□ □ □ □

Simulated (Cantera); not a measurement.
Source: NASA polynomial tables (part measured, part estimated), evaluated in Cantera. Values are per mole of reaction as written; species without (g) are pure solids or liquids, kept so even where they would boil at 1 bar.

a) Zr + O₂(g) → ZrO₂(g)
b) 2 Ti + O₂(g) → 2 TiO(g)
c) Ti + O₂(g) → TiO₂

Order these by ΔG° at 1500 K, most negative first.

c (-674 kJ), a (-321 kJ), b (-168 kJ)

□ □ □ □

▶ **Required action**
From the first line to the last, copy every record exactly.

▶ **Exercise output**
Simulated (Cantera); not a measurement.
Source: NASA polynomial tables (part measured, part estimated), evaluated in Cantera. Values are per mole of reaction as written; species without (g) are pure solids or liquids, kept so even where they would boil at 1 bar.

a) Zr + O₂(g) → ZrO₂(g)
b) 2 Ti + O₂(g) → 2 TiO(g)
c) Ti + O₂(g) → TiO₂

Order these by ΔG° at 1500 K, most negative first.

c (-674 kJ), a (-321 kJ), b (-168 kJ)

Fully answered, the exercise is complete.